----------------

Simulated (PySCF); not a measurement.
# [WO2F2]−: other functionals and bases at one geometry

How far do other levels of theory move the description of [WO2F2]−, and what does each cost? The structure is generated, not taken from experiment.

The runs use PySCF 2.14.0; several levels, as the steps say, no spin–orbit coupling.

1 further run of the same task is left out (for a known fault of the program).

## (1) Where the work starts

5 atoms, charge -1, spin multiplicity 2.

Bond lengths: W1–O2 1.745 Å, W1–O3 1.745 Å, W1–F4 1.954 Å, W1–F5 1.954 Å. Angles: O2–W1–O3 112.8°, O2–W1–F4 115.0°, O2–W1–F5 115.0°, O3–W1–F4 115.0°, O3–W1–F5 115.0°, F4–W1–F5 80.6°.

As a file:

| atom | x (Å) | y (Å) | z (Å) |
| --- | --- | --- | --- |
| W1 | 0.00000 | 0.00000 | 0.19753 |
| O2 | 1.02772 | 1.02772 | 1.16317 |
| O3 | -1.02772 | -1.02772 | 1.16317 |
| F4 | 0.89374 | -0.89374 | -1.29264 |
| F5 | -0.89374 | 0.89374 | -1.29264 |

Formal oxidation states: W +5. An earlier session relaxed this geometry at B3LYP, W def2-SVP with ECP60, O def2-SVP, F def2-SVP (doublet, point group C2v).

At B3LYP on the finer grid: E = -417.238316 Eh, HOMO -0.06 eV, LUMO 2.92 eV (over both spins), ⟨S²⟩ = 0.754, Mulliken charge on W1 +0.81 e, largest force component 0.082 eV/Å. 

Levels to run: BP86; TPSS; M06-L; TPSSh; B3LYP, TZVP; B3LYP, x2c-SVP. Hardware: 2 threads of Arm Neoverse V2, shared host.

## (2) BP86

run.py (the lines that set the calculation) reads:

----------------

= Work instruction =
Your reply should contain every record, unchanged and complete.

= Exercise result =
Simulated (PySCF); not a measurement.
# [WO2F2]−: other functionals and bases at one geometry

How far do other levels of theory move the description of [WO2F2]−, and what does each cost? The structure is generated, not taken from experiment.

The runs use PySCF 2.14.0; several levels, as the steps say, no spin–orbit coupling.

1 further run of the same task is left out (for a known fault of the program).

## (1) Where the work starts

5 atoms, charge -1, spin multiplicity 2.

Bond lengths: W1–O2 1.745 Å, W1–O3 1.745 Å, W1–F4 1.954 Å, W1–F5 1.954 Å. Angles: O2–W1–O3 112.8°, O2–W1–F4 115.0°, O2–W1–F5 115.0°, O3–W1–F4 115.0°, O3–W1–F5 115.0°, F4–W1–F5 80.6°.

As a file:

| atom | x (Å) | y (Å) | z (Å) |
| --- | --- | --- | --- |
| W1 | 0.00000 | 0.00000 | 0.19753 |
| O2 | 1.02772 | 1.02772 | 1.16317 |
| O3 | -1.02772 | -1.02772 | 1.16317 |
| F4 | 0.89374 | -0.89374 | -1.29264 |
| F5 | -0.89374 | 0.89374 | -1.29264 |

Formal oxidation states: W +5. An earlier session relaxed this geometry at B3LYP, W def2-SVP with ECP60, O def2-SVP, F def2-SVP (doublet, point group C2v).

At B3LYP on the finer grid: E = -417.238316 Eh, HOMO -0.06 eV, LUMO 2.92 eV (over both spins), ⟨S²⟩ = 0.754, Mulliken charge on W1 +0.81 e, largest force component 0.082 eV/Å. 

Levels to run: BP86; TPSS; M06-L; TPSSh; B3LYP, TZVP; B3LYP, x2c-SVP. Hardware: 2 threads of Arm Neoverse V2, shared host.

## (2) BP86

run.py (the lines that set the calculation) reads:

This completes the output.